Output only the lines from the start of the entries through the line holding "Functional | PBEsol |". Each line must match the original exactly.

**Supplied entries:**
= Beginning of Section =

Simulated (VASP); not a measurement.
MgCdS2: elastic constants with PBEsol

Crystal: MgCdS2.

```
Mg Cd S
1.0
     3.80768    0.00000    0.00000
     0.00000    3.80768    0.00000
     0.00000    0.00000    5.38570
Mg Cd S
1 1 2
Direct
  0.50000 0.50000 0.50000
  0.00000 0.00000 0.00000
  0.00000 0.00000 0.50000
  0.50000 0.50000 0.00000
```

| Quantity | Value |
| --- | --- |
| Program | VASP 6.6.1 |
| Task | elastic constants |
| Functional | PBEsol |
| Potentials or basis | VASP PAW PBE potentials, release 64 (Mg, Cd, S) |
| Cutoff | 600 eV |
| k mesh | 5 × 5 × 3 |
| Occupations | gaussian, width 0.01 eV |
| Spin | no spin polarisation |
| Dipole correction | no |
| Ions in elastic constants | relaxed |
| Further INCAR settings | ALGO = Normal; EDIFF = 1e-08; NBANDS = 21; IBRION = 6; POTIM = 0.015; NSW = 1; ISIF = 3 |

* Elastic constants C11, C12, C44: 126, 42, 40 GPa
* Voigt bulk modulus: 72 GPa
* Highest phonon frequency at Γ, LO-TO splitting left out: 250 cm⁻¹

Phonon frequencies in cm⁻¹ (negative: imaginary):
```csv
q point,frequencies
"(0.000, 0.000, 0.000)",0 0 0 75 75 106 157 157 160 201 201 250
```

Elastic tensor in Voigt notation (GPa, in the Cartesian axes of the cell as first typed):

= End of Section =

**Exercise result:**
Simulated (VASP); not a measurement.
MgCdS2: elastic constants with PBEsol

Crystal: MgCdS2.

```
Mg Cd S
1.0
     3.80768    0.00000    0.00000
     0.00000    3.80768    0.00000
     0.00000    0.00000    5.38570
Mg Cd S
1 1 2
Direct
  0.50000 0.50000 0.50000
  0.00000 0.00000 0.00000
  0.00000 0.00000 0.50000
  0.50000 0.50000 0.00000
```

| Quantity | Value |
| --- | --- |
| Program | VASP 6.6.1 |
| Task | elastic constants |
| Functional | PBEsol |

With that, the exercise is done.